» Required action:
Within the records below is a range that opens at the line with "Three geometries of" and closes at the line with "to be expected?". Return that range word for word, both ends included, and only that range.

□ □ □ □ □

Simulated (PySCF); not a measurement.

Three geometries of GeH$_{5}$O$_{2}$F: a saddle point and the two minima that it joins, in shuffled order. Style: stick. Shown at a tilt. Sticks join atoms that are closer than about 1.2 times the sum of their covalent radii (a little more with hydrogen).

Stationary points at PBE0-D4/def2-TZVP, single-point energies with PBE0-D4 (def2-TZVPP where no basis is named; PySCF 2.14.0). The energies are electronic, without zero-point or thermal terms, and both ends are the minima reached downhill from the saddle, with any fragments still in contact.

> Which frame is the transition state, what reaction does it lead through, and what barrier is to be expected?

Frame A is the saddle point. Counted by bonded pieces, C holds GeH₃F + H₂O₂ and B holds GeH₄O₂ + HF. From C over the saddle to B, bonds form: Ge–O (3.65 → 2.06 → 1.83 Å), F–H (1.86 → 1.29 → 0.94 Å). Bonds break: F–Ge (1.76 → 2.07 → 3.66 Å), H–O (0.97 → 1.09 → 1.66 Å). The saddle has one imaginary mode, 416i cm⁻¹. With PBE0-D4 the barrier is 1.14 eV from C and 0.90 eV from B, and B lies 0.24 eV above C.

□ □ □ □ □

» Your solution:
Three geometries of GeH$_{5}$O$_{2}$F: a saddle point and the two minima that it joins, in shuffled order. Style: stick. Shown at a tilt. Sticks join atoms that are closer than about 1.2 times the sum of their covalent radii (a little more with hydrogen).

Stationary points at PBE0-D4/def2-TZVP, single-point energies with PBE0-D4 (def2-TZVPP where no basis is named; PySCF 2.14.0). The energies are electronic, without zero-point or thermal terms, and both ends are the minima reached downhill from the saddle, with any fragments still in contact.

> Which frame is the transition state, what reaction does it lead through, and what barrier is to be expected?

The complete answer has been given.